Requirement
Please repeat exactly the lines below from the one containing "NELECT = 74.0 |" down to the one containing "How long does it take, and how much memory?", both included, and nothing else.

Extracted material
========
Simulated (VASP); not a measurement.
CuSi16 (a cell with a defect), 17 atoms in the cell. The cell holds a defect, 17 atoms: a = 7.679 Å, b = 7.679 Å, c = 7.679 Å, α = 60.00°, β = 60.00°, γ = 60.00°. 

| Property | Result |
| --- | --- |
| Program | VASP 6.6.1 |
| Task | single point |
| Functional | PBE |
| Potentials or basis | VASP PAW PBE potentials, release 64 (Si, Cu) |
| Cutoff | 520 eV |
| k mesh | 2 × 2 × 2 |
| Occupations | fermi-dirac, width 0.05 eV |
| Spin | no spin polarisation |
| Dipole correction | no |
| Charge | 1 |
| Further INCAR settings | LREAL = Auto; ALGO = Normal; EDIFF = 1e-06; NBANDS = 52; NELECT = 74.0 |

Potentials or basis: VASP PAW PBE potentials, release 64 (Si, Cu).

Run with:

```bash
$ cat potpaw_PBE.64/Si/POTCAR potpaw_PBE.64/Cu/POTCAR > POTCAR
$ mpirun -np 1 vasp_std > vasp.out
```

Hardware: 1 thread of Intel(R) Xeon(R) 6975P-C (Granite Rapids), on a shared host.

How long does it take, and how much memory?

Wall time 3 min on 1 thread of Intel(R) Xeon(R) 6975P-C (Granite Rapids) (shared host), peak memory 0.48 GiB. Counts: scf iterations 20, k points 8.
========

Exercise result
| Further INCAR settings | LREAL = Auto; ALGO = Normal; EDIFF = 1e-06; NBANDS = 52; NELECT = 74.0 |

Potentials or basis: VASP PAW PBE potentials, release 64 (Si, Cu).

Run with:

```bash
$ cat potpaw_PBE.64/Si/POTCAR potpaw_PBE.64/Cu/POTCAR > POTCAR
$ mpirun -np 1 vasp_std > vasp.out
```

Hardware: 1 thread of Intel(R) Xeon(R) 6975P-C (Granite Rapids), on a shared host.

How long does it take, and how much memory?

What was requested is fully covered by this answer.